## [STORED DATA]
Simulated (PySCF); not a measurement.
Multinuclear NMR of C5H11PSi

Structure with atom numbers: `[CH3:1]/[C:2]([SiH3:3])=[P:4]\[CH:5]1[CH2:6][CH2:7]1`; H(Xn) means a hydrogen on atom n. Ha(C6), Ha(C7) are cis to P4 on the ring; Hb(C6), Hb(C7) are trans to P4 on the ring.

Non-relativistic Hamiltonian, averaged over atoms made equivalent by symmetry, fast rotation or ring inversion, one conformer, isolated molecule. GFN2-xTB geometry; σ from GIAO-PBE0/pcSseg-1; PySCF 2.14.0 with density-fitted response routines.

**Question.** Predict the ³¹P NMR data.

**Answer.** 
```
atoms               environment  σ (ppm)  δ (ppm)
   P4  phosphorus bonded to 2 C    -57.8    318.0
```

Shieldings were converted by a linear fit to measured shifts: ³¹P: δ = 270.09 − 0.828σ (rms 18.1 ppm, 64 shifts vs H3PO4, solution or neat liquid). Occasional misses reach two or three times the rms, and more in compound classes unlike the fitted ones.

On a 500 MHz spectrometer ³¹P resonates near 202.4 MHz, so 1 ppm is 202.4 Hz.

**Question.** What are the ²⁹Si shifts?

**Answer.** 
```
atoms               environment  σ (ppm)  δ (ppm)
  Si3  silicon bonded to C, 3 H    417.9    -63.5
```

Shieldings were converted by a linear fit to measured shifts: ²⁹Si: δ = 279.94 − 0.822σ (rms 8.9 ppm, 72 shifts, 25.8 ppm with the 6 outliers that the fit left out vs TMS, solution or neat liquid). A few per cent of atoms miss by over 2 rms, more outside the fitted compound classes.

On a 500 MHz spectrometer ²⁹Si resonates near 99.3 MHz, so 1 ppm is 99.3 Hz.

## [WORK ORDER]
Only those lines of the entries above that run from the line containing "On a 500 MHz spectrometer ³¹P" to the line containing "fitted compound classes.", both included, should be transcribed exactly.

## [YOUR SOLUTION]
On a 500 MHz spectrometer ³¹P resonates near 202.4 MHz, so 1 ppm is 202.4 Hz.

**Question.** What are the ²⁹Si shifts?

**Answer.** 
```
atoms               environment  σ (ppm)  δ (ppm)
  Si3  silicon bonded to C, 3 H    417.9    -63.5
```

Shieldings were converted by a linear fit to measured shifts: ²⁹Si: δ = 279.94 − 0.822σ (rms 8.9 ppm, 72 shifts, 25.8 ppm with the 6 outliers that the fit left out vs TMS, solution or neat liquid). A few per cent of atoms miss by over 2 rms, more outside the fitted compound classes.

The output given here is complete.